━━━━━━━━━━━━━━━━━━━━━━━━━━━━━━

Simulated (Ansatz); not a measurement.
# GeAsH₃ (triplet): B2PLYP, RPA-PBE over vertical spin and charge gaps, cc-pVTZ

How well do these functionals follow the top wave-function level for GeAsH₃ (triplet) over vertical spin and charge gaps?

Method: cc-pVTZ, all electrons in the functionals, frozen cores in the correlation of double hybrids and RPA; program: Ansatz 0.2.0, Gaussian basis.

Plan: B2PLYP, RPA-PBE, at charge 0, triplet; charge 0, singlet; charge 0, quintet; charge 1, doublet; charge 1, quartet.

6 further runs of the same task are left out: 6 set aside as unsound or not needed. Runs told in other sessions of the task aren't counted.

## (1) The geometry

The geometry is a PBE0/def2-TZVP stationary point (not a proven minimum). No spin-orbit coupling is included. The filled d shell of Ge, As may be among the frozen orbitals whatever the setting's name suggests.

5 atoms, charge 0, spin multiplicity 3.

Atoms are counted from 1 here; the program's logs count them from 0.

━━━━━━━━━━━━━━━━━━━━━━━━━━━━━━

• [ASSIGNED TASK]
Only the lines above starting with the one with "## (1) The geometry" and going through the one with "5 atoms, charge 0, spin multiplicity 3." are to be copied, word for word and with both ends kept.

• [EXERCISE RESULT]
## (1) The geometry

The geometry is a PBE0/def2-TZVP stationary point (not a proven minimum). No spin-orbit coupling is included. The filled d shell of Ge, As may be among the frozen orbitals whatever the setting's name suggests.

5 atoms, charge 0, spin multiplicity 3.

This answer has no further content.